Source data =
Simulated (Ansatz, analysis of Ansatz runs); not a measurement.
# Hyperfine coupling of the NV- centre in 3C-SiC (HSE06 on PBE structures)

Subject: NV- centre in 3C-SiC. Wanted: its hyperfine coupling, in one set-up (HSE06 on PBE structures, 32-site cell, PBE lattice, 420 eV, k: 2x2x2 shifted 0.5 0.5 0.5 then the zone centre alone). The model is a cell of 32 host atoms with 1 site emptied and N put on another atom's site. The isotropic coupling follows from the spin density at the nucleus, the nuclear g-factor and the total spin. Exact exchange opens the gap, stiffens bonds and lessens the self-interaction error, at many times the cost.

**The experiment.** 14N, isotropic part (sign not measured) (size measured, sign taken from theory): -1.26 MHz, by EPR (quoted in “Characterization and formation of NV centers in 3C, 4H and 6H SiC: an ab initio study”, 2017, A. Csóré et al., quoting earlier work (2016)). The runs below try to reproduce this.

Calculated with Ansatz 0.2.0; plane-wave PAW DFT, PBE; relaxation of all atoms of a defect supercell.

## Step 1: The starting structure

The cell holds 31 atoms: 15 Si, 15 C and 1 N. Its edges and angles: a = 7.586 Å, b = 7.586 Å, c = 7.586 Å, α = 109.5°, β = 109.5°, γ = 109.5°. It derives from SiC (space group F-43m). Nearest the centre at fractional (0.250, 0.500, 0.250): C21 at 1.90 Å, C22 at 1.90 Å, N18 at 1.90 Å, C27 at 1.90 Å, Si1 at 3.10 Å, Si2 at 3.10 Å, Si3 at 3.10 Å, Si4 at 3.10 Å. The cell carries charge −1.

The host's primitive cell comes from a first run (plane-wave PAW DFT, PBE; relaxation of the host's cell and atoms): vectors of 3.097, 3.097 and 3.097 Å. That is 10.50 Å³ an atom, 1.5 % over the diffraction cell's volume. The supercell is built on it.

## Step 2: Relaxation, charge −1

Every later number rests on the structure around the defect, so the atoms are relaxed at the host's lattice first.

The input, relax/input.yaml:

Work item = Retype only the stretch of lines above starting at the one with "The host's primitive" and stopping at the one with "Every later number", exactly as written, with both kept.

Exercise result =
The host's primitive cell comes from a first run (plane-wave PAW DFT, PBE; relaxation of the host's cell and atoms): vectors of 3.097, 3.097 and 3.097 Å. That is 10.50 Å³ an atom, 1.5 % over the diffraction cell's volume. The supercell is built on it.

## Step 2: Relaxation, charge −1

Every later number rests on the structure around the defect, so the atoms are relaxed at the host's lattice first.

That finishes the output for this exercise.